Required action
Reproduce the lines of the listing exactly, beginning at the top, until the line with "The cell holds" has been reproduced too.

[Entries supplied Boundary: Start]

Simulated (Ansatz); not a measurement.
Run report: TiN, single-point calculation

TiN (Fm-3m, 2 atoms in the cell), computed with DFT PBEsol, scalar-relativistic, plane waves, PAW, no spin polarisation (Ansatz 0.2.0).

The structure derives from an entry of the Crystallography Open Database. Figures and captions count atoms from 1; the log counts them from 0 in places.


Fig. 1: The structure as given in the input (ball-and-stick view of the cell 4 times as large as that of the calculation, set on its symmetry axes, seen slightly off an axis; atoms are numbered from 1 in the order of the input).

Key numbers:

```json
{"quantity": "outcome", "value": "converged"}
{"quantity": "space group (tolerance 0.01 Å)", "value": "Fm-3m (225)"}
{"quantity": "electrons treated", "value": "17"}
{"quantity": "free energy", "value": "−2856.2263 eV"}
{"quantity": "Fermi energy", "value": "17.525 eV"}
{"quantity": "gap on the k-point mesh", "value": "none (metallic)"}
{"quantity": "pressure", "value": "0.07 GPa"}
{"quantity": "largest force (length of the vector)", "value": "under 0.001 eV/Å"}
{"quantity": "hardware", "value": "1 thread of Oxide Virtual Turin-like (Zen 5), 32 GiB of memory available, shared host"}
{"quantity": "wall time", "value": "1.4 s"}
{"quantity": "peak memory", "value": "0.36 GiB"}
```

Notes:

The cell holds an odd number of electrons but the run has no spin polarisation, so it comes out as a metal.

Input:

[Entries supplied Boundary: End]

Exercise answer
Simulated (Ansatz); not a measurement.
Run report: TiN, single-point calculation

TiN (Fm-3m, 2 atoms in the cell), computed with DFT PBEsol, scalar-relativistic, plane waves, PAW, no spin polarisation (Ansatz 0.2.0).

The structure derives from an entry of the Crystallography Open Database. Figures and captions count atoms from 1; the log counts them from 0 in places.


Fig. 1: The structure as given in the input (ball-and-stick view of the cell 4 times as large as that of the calculation, set on its symmetry axes, seen slightly off an axis; atoms are numbered from 1 in the order of the input).

Key numbers:

```json
{"quantity": "outcome", "value": "converged"}
{"quantity": "space group (tolerance 0.01 Å)", "value": "Fm-3m (225)"}
{"quantity": "electrons treated", "value": "17"}
{"quantity": "free energy", "value": "−2856.2263 eV"}
{"quantity": "Fermi energy", "value": "17.525 eV"}
{"quantity": "gap on the k-point mesh", "value": "none (metallic)"}
{"quantity": "pressure", "value": "0.07 GPa"}
{"quantity": "largest force (length of the vector)", "value": "under 0.001 eV/Å"}
{"quantity": "hardware", "value": "1 thread of Oxide Virtual Turin-like (Zen 5), 32 GiB of memory available, shared host"}
{"quantity": "wall time", "value": "1.4 s"}
{"quantity": "peak memory", "value": "0.36 GiB"}
```

Notes:

The cell holds an odd number of electrons but the run has no spin polarisation, so it comes out as a metal.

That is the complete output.